======== Information given
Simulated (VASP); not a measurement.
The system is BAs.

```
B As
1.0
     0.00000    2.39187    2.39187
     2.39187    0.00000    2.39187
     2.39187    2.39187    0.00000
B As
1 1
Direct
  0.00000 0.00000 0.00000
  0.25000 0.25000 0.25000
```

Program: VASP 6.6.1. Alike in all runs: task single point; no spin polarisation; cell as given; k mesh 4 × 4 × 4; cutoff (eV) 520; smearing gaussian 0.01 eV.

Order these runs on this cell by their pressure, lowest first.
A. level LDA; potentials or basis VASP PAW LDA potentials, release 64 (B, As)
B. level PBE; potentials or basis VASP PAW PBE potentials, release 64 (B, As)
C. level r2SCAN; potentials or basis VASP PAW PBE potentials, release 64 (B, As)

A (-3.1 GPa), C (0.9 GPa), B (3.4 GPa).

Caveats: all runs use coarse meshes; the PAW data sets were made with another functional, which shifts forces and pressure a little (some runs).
================

Required action » Print all the data above word for word.

Result »
Simulated (VASP); not a measurement.
The system is BAs.

```
B As
1.0
     0.00000    2.39187    2.39187
     2.39187    0.00000    2.39187
     2.39187    2.39187    0.00000
B As
1 1
Direct
  0.00000 0.00000 0.00000
  0.25000 0.25000 0.25000
```

Program: VASP 6.6.1. Alike in all runs: task single point; no spin polarisation; cell as given; k mesh 4 × 4 × 4; cutoff (eV) 520; smearing gaussian 0.01 eV.

Order these runs on this cell by their pressure, lowest first.
A. level LDA; potentials or basis VASP PAW LDA potentials, release 64 (B, As)
B. level PBE; potentials or basis VASP PAW PBE potentials, release 64 (B, As)
C. level r2SCAN; potentials or basis VASP PAW PBE potentials, release 64 (B, As)

A (-3.1 GPa), C (0.9 GPa), B (3.4 GPa).

Caveats: all runs use coarse meshes; the PAW data sets were made with another functional, which shifts forces and pressure a little (some runs).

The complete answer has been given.